▶ _Exercise_: Retype, word for word, every line of the records below starting at the one that contains "Computed geometry: PBE0-D3(BJ)/def2-SVP" and ending at the one that contains "Draw it as a skeletal formula."; include both of those lines and nothing more.

▶ _Source material_:
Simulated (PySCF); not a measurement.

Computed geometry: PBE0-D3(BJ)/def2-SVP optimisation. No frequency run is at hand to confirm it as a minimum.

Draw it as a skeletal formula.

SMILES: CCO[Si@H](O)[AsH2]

▶ _Task result_:
Computed geometry: PBE0-D3(BJ)/def2-SVP optimisation. No frequency run is at hand to confirm it as a minimum.

Draw it as a skeletal formula.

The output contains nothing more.